## DATASET
+++++
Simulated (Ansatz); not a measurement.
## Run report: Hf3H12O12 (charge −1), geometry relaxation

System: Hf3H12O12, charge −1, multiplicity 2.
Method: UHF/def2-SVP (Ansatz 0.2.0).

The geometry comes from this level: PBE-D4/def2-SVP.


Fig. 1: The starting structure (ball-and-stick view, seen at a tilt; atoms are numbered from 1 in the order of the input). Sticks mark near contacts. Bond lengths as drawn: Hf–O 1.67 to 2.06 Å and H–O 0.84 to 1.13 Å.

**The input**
+++++

## BRIEF
Print only these lines, please. They run from the start of the entries above to the line containing "Fig. 1: The", both ends included, and must match exactly.

## YOUR SOLUTION
Simulated (Ansatz); not a measurement.
## Run report: Hf3H12O12 (charge −1), geometry relaxation

System: Hf3H12O12, charge −1, multiplicity 2.
Method: UHF/def2-SVP (Ansatz 0.2.0).

The geometry comes from this level: PBE-D4/def2-SVP.


Fig. 1: The starting structure (ball-and-stick view, seen at a tilt; atoms are numbered from 1 in the order of the input). Sticks mark near contacts. Bond lengths as drawn: Hf–O 1.67 to 2.06 Å and H–O 0.84 to 1.13 Å.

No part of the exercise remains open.